> Assignment
Lines to restate from the data below: from the one containing "Results are calculated, not measured." to the one containing "The cell holds", both included. Give them again exactly, and only them.

--

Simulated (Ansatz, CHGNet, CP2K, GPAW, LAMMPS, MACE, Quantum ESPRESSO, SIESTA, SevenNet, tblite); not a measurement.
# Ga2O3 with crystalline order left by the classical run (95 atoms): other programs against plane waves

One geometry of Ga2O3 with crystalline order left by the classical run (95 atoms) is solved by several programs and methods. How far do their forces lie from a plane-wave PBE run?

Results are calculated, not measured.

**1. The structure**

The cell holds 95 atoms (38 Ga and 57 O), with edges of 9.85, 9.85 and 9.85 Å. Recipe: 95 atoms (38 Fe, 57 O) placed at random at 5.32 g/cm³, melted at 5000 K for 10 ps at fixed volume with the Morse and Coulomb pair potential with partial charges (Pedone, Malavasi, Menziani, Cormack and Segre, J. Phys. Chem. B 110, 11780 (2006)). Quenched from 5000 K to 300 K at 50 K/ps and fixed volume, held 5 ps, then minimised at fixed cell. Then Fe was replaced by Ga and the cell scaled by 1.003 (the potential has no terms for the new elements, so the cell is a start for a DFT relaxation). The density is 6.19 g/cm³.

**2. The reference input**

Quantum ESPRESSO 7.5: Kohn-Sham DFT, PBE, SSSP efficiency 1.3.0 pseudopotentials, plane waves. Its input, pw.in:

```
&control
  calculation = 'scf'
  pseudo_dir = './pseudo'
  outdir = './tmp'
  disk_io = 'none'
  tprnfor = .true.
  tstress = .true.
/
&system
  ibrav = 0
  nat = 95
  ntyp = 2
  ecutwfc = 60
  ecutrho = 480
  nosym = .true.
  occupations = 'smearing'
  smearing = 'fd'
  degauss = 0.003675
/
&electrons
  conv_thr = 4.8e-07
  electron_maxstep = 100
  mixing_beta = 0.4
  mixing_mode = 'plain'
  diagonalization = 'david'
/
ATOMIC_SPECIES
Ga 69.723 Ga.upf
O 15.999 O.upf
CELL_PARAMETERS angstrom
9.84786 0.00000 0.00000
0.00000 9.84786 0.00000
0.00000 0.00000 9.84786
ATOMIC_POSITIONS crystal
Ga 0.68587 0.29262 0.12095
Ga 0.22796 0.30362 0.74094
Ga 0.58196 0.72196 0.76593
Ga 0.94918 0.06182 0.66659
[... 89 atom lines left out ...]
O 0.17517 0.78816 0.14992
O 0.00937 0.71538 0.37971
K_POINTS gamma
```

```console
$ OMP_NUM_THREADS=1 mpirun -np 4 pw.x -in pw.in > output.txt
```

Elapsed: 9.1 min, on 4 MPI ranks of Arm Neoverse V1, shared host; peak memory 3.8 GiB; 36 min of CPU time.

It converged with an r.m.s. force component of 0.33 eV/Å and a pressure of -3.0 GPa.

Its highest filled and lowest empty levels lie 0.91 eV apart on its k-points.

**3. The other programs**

--

> Task result
Results are calculated, not measured.

**1. The structure**

The cell holds 95 atoms (38 Ga and 57 O), with edges of 9.85, 9.85 and 9.85 Å. Recipe: 95 atoms (38 Fe, 57 O) placed at random at 5.32 g/cm³, melted at 5000 K for 10 ps at fixed volume with the Morse and Coulomb pair potential with partial charges (Pedone, Malavasi, Menziani, Cormack and Segre, J. Phys. Chem. B 110, 11780 (2006)). Quenched from 5000 K to 300 K at 50 K/ps and fixed volume, held 5 ps, then minimised at fixed cell. Then Fe was replaced by Ga and the cell scaled by 1.003 (the potential has no terms for the new elements, so the cell is a start for a DFT relaxation). The density is 6.19 g/cm³.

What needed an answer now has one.